ACTION ITEM - Find the line containing "1.080 | -0.007 |" in the records below. Copy exactly that line and each one after it, ending at the line containing "1.382 | -0.004 |", and nothing more.

***** DATASET

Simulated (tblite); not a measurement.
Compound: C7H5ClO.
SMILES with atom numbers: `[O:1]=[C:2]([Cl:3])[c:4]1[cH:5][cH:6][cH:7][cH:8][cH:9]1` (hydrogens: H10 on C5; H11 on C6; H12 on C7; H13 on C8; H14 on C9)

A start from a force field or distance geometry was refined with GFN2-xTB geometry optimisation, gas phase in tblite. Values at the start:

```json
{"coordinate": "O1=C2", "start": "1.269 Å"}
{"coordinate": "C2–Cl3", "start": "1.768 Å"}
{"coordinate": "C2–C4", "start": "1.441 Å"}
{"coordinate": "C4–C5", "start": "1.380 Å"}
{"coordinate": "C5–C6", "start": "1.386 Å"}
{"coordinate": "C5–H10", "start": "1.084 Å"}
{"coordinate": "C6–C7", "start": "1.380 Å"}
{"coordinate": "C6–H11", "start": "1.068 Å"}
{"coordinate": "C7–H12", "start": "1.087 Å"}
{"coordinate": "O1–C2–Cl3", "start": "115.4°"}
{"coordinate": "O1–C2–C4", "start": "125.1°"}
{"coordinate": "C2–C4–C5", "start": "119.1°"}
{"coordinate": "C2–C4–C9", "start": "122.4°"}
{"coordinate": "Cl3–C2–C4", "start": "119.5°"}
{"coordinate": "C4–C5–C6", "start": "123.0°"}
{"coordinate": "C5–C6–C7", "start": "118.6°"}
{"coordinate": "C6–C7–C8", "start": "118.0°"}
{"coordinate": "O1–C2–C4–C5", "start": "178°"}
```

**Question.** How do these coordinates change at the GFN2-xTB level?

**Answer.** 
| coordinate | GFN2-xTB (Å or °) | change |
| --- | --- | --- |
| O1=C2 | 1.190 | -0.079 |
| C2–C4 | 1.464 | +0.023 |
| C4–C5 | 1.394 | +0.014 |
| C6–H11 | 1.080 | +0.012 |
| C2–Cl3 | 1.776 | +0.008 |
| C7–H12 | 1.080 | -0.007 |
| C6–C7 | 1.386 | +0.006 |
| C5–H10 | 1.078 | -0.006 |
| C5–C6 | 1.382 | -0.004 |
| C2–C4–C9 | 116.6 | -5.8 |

**********

EXPECTED ANSWER -
| C7–H12 | 1.080 | -0.007 |
| C6–C7 | 1.386 | +0.006 |
| C5–H10 | 1.078 | -0.006 |
| C5–C6 | 1.382 | -0.004 |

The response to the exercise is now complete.